━━━━
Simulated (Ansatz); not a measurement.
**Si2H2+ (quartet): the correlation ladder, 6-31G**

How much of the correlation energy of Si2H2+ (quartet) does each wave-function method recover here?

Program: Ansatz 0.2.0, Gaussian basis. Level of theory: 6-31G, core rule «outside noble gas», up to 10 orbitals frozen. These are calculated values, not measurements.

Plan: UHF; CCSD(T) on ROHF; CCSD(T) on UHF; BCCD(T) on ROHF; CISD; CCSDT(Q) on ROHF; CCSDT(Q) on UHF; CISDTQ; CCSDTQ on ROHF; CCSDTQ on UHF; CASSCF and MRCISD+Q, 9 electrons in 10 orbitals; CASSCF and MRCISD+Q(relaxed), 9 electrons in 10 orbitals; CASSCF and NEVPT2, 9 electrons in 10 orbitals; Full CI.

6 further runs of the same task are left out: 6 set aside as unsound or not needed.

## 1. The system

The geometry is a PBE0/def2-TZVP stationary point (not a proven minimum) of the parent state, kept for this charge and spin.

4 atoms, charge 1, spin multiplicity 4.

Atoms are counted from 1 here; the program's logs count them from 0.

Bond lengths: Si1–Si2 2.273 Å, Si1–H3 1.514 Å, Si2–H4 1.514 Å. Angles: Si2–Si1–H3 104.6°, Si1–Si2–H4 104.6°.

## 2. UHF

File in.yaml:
━━━━

_Required action_. Write the entries out again in full, exactly as they appear above.

_Answer space_.
Simulated (Ansatz); not a measurement.
**Si2H2+ (quartet): the correlation ladder, 6-31G**

How much of the correlation energy of Si2H2+ (quartet) does each wave-function method recover here?

Program: Ansatz 0.2.0, Gaussian basis. Level of theory: 6-31G, core rule «outside noble gas», up to 10 orbitals frozen. These are calculated values, not measurements.

Plan: UHF; CCSD(T) on ROHF; CCSD(T) on UHF; BCCD(T) on ROHF; CISD; CCSDT(Q) on ROHF; CCSDT(Q) on UHF; CISDTQ; CCSDTQ on ROHF; CCSDTQ on UHF; CASSCF and MRCISD+Q, 9 electrons in 10 orbitals; CASSCF and MRCISD+Q(relaxed), 9 electrons in 10 orbitals; CASSCF and NEVPT2, 9 electrons in 10 orbitals; Full CI.

6 further runs of the same task are left out: 6 set aside as unsound or not needed.

## 1. The system

The geometry is a PBE0/def2-TZVP stationary point (not a proven minimum) of the parent state, kept for this charge and spin.

4 atoms, charge 1, spin multiplicity 4.

Atoms are counted from 1 here; the program's logs count them from 0.

Bond lengths: Si1–Si2 2.273 Å, Si1–H3 1.514 Å, Si2–H4 1.514 Å. Angles: Si2–Si1–H3 104.6°, Si1–Si2–H4 104.6°.

## 2. UHF

File in.yaml:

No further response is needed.